'''

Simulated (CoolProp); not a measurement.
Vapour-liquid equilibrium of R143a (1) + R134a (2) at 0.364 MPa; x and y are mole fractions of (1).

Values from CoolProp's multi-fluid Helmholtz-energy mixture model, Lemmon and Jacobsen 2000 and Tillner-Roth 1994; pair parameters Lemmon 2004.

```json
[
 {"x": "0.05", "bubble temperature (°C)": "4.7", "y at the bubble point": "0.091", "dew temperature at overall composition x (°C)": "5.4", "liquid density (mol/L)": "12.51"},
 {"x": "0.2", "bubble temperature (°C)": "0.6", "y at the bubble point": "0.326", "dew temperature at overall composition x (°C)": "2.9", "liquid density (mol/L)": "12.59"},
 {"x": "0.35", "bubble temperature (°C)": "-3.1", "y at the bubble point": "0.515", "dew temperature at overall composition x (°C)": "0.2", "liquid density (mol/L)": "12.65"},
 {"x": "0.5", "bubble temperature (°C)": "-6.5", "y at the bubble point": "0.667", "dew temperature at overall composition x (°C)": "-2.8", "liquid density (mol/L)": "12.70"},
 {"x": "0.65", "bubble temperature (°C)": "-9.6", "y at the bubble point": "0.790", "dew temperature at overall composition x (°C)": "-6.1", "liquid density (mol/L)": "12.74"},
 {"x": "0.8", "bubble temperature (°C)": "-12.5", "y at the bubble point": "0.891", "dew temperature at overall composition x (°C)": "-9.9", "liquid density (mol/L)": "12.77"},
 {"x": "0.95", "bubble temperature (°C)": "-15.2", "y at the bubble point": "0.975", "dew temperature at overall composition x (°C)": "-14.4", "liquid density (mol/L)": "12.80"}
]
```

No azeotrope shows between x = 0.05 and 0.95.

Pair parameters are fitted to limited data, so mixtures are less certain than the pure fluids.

'''

# REQUIREMENT
What is needed is every line from the start of the entries through the line containing "No azeotrope shows between x = 0.05 and 0.95.", returned word for word and nothing else.

# EXERCISE SOLUTION
Simulated (CoolProp); not a measurement.
Vapour-liquid equilibrium of R143a (1) + R134a (2) at 0.364 MPa; x and y are mole fractions of (1).

Values from CoolProp's multi-fluid Helmholtz-energy mixture model, Lemmon and Jacobsen 2000 and Tillner-Roth 1994; pair parameters Lemmon 2004.

```json
[
 {"x": "0.05", "bubble temperature (°C)": "4.7", "y at the bubble point": "0.091", "dew temperature at overall composition x (°C)": "5.4", "liquid density (mol/L)": "12.51"},
 {"x": "0.2", "bubble temperature (°C)": "0.6", "y at the bubble point": "0.326", "dew temperature at overall composition x (°C)": "2.9", "liquid density (mol/L)": "12.59"},
 {"x": "0.35", "bubble temperature (°C)": "-3.1", "y at the bubble point": "0.515", "dew temperature at overall composition x (°C)": "0.2", "liquid density (mol/L)": "12.65"},
 {"x": "0.5", "bubble temperature (°C)": "-6.5", "y at the bubble point": "0.667", "dew temperature at overall composition x (°C)": "-2.8", "liquid density (mol/L)": "12.70"},
 {"x": "0.65", "bubble temperature (°C)": "-9.6", "y at the bubble point": "0.790", "dew temperature at overall composition x (°C)": "-6.1", "liquid density (mol/L)": "12.74"},
 {"x": "0.8", "bubble temperature (°C)": "-12.5", "y at the bubble point": "0.891", "dew temperature at overall composition x (°C)": "-9.9", "liquid density (mol/L)": "12.77"},
 {"x": "0.95", "bubble temperature (°C)": "-15.2", "y at the bubble point": "0.975", "dew temperature at overall composition x (°C)": "-14.4", "liquid density (mol/L)": "12.80"}
]
```

No azeotrope shows between x = 0.05 and 0.95.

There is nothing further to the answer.